[Activity] Quote exactly, and only, the lines of the material below from the line with "2.2 | -0.17 |" through the line with "0.130 | +0.0022 |".

[Supplied information]
☆ ☆ ☆
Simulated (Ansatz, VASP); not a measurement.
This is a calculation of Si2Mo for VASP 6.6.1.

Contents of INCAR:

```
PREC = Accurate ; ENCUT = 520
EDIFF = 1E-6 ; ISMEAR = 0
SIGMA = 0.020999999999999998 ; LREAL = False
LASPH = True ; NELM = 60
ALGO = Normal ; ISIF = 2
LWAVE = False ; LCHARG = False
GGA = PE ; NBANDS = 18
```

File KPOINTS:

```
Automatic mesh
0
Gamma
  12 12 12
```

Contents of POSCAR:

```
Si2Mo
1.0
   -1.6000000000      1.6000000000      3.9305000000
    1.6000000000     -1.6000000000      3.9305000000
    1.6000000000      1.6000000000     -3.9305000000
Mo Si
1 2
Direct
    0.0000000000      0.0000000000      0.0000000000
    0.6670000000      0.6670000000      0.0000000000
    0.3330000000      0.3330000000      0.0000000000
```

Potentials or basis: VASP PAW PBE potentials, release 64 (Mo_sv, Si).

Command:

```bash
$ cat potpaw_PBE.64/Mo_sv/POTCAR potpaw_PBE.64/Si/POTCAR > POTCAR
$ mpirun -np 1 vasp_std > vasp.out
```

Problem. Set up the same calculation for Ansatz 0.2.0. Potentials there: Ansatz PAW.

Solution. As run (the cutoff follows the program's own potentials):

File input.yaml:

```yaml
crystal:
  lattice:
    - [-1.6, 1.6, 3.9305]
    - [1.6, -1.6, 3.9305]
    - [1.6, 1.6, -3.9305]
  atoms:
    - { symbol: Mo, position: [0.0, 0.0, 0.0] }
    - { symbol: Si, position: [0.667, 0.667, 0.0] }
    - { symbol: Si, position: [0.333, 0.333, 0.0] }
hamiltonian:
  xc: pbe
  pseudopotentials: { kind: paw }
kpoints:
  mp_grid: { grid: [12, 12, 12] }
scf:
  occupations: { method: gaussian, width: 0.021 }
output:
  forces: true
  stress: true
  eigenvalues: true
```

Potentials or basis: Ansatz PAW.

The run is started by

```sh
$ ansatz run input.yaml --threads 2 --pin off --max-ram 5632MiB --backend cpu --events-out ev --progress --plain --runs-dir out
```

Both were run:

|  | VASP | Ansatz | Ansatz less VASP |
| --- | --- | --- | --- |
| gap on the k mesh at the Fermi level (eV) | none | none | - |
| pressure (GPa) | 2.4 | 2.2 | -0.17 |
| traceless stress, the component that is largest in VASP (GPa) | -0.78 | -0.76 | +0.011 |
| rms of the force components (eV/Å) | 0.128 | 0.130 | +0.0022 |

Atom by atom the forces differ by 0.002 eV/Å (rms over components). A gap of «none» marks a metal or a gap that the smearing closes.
☆ ☆ ☆

[Your response]
| pressure (GPa) | 2.4 | 2.2 | -0.17 |
| traceless stress, the component that is largest in VASP (GPa) | -0.78 | -0.76 | +0.011 |
| rms of the force components (eV/Å) | 0.128 | 0.130 | +0.0022 |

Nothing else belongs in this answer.